DATASET EXCERPTS:

-*-*-

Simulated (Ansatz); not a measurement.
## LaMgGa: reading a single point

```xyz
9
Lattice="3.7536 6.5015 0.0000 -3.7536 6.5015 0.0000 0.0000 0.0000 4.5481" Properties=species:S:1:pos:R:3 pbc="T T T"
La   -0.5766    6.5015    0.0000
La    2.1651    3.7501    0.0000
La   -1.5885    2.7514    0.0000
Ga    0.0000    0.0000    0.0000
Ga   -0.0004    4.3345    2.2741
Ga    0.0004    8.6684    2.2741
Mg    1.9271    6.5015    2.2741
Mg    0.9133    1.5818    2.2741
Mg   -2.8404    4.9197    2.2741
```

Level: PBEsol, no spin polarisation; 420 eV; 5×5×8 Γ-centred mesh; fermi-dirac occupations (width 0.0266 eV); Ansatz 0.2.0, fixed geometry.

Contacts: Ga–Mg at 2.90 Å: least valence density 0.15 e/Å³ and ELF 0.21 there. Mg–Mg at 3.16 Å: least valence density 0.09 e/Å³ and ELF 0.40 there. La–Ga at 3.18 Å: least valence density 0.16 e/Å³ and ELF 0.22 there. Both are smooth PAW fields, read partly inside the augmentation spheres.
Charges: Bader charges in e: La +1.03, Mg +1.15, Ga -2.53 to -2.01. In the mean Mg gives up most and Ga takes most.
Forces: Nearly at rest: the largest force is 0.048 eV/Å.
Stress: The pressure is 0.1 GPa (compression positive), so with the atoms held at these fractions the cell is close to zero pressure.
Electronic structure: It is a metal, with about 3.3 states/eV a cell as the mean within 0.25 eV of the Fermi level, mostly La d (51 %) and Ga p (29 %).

-*-*-

WORK REQUEST:
Whole listing, every line: reproduce it exactly.

RESPONSE:
Simulated (Ansatz); not a measurement.
## LaMgGa: reading a single point

```xyz
9
Lattice="3.7536 6.5015 0.0000 -3.7536 6.5015 0.0000 0.0000 0.0000 4.5481" Properties=species:S:1:pos:R:3 pbc="T T T"
La   -0.5766    6.5015    0.0000
La    2.1651    3.7501    0.0000
La   -1.5885    2.7514    0.0000
Ga    0.0000    0.0000    0.0000
Ga   -0.0004    4.3345    2.2741
Ga    0.0004    8.6684    2.2741
Mg    1.9271    6.5015    2.2741
Mg    0.9133    1.5818    2.2741
Mg   -2.8404    4.9197    2.2741
```

Level: PBEsol, no spin polarisation; 420 eV; 5×5×8 Γ-centred mesh; fermi-dirac occupations (width 0.0266 eV); Ansatz 0.2.0, fixed geometry.

Contacts: Ga–Mg at 2.90 Å: least valence density 0.15 e/Å³ and ELF 0.21 there. Mg–Mg at 3.16 Å: least valence density 0.09 e/Å³ and ELF 0.40 there. La–Ga at 3.18 Å: least valence density 0.16 e/Å³ and ELF 0.22 there. Both are smooth PAW fields, read partly inside the augmentation spheres.
Charges: Bader charges in e: La +1.03, Mg +1.15, Ga -2.53 to -2.01. In the mean Mg gives up most and Ga takes most.
Forces: Nearly at rest: the largest force is 0.048 eV/Å.
Stress: The pressure is 0.1 GPa (compression positive), so with the atoms held at these fractions the cell is close to zero pressure.
Electronic structure: It is a metal, with about 3.3 states/eV a cell as the mean within 0.25 eV of the Fermi level, mostly La d (51 %) and Ga p (29 %).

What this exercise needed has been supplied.